GIVEN ENTRIES:
◇ ◇ ◇

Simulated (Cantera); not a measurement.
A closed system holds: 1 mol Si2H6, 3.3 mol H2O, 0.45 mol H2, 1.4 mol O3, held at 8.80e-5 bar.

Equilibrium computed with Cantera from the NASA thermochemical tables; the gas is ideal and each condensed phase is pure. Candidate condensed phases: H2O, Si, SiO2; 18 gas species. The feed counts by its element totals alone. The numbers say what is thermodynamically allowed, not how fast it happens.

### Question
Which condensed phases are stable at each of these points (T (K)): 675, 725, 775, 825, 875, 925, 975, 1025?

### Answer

◇ ◇ ◇

ASSIGNMENT: Only the lines from the beginning of the material to the line containing "Which condensed phases" should be echoed, verbatim and in full.

WRITTEN SOLUTION:
Simulated (Cantera); not a measurement.
A closed system holds: 1 mol Si2H6, 3.3 mol H2O, 0.45 mol H2, 1.4 mol O3, held at 8.80e-5 bar.

Equilibrium computed with Cantera from the NASA thermochemical tables; the gas is ideal and each condensed phase is pure. Candidate condensed phases: H2O, Si, SiO2; 18 gas species. The feed counts by its element totals alone. The numbers say what is thermodynamically allowed, not how fast it happens.

### Question
Which condensed phases are stable at each of these points (T (K)): 675, 725, 775, 825, 875, 925, 975, 1025?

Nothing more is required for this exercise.